# Brief:
Write out exactly the lines of the material below, beginning at the top and ending at the line that contains "# What random".

□ □ □

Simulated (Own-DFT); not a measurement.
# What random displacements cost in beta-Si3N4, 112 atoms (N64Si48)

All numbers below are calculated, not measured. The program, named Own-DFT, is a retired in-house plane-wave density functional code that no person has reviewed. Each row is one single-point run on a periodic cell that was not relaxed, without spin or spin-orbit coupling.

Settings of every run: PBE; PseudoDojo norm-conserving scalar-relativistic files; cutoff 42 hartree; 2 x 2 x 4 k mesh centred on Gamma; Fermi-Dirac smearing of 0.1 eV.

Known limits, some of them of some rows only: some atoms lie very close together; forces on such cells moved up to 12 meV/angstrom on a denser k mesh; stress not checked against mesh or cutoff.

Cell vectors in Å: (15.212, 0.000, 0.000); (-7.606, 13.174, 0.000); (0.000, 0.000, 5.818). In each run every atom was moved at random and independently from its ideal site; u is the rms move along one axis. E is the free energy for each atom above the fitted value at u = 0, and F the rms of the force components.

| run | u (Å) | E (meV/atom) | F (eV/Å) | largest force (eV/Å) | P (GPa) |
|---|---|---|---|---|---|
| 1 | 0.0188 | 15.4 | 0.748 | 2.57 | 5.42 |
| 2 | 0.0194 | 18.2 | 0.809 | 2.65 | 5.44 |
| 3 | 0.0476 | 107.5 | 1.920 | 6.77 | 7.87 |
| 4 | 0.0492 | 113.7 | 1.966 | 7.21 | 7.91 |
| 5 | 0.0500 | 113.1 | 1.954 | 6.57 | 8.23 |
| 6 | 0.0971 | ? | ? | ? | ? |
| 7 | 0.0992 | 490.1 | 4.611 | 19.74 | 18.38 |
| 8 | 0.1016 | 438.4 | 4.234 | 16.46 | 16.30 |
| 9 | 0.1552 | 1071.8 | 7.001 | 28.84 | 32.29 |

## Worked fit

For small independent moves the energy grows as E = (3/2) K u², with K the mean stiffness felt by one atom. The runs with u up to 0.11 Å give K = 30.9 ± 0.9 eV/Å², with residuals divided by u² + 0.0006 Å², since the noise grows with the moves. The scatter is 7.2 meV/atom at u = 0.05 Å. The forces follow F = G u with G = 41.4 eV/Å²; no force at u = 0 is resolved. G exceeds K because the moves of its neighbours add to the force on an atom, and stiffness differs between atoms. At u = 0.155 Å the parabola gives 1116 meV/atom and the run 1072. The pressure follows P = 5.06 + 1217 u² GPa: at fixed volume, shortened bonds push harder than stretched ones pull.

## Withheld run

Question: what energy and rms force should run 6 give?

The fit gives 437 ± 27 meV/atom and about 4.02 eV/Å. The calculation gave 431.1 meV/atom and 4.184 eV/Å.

□ □ □

# Task answer:
Simulated (Own-DFT); not a measurement.
# What random displacements cost in beta-Si3N4, 112 atoms (N64Si48)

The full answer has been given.